Work order – Transcribe the records word for word, beginning with the first line and ending with the line that contains "A: Zero (bands 18 and 19 overlap by 1.76 eV)."; include nothing else.

Records provided –
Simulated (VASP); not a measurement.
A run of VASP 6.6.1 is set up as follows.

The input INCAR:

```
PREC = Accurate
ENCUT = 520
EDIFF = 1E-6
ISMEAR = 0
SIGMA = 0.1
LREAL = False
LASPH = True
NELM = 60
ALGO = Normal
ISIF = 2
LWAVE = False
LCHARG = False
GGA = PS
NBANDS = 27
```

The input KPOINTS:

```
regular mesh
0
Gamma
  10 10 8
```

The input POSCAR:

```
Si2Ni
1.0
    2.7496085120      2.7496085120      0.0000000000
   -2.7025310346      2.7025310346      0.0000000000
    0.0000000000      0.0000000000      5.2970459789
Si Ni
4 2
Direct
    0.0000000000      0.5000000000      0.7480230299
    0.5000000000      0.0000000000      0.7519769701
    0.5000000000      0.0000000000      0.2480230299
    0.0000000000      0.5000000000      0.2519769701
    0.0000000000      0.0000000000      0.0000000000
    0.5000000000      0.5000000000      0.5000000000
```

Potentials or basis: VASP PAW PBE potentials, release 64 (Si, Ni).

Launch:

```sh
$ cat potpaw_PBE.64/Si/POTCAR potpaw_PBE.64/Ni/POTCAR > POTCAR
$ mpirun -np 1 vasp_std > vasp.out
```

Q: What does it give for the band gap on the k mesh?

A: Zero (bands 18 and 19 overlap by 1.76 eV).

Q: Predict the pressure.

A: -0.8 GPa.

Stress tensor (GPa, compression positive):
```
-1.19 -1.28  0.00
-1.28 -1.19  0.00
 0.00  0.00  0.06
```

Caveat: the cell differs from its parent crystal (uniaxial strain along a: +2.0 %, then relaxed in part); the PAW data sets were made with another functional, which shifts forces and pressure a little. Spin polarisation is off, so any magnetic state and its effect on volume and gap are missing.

Result –
Simulated (VASP); not a measurement.
A run of VASP 6.6.1 is set up as follows.

The input INCAR:

```
PREC = Accurate
ENCUT = 520
EDIFF = 1E-6
ISMEAR = 0
SIGMA = 0.1
LREAL = False
LASPH = True
NELM = 60
ALGO = Normal
ISIF = 2
LWAVE = False
LCHARG = False
GGA = PS
NBANDS = 27
```

The input KPOINTS:

```
regular mesh
0
Gamma
  10 10 8
```

The input POSCAR:

```
Si2Ni
1.0
    2.7496085120      2.7496085120      0.0000000000
   -2.7025310346      2.7025310346      0.0000000000
    0.0000000000      0.0000000000      5.2970459789
Si Ni
4 2
Direct
    0.0000000000      0.5000000000      0.7480230299
    0.5000000000      0.0000000000      0.7519769701
    0.5000000000      0.0000000000      0.2480230299
    0.0000000000      0.5000000000      0.2519769701
    0.0000000000      0.0000000000      0.0000000000
    0.5000000000      0.5000000000      0.5000000000
```

Potentials or basis: VASP PAW PBE potentials, release 64 (Si, Ni).

Launch:

```sh
$ cat potpaw_PBE.64/Si/POTCAR potpaw_PBE.64/Ni/POTCAR > POTCAR
$ mpirun -np 1 vasp_std > vasp.out
```

Q: What does it give for the band gap on the k mesh?

A: Zero (bands 18 and 19 overlap by 1.76 eV).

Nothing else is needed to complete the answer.